** WORK REQUEST **
Within the entries below, the lines from the one with "Hardware: 1 thread" through the one with "Q: How long" are to be set down exactly, both ends kept.

THE DATA below:

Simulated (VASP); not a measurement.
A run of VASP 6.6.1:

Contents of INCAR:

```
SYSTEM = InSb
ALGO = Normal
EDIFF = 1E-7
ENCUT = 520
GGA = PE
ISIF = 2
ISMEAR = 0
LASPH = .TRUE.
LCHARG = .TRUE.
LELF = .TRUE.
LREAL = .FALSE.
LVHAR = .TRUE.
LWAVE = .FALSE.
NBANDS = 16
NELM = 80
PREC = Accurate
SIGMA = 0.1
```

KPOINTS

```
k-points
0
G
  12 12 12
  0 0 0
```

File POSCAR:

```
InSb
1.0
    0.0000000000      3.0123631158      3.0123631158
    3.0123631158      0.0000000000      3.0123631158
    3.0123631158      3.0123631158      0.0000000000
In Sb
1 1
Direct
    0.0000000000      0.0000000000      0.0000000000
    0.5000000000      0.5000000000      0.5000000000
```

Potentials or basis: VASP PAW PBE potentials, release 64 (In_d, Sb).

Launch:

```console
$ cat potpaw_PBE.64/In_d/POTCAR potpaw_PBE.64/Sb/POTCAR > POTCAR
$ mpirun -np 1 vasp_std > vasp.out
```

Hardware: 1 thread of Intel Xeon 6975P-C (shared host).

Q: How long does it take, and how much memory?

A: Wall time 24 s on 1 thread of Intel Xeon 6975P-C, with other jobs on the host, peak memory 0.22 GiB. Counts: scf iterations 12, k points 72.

End of THE DATA.

** EXERCISE ANSWER **
Hardware: 1 thread of Intel Xeon 6975P-C (shared host).

Q: How long does it take, and how much memory?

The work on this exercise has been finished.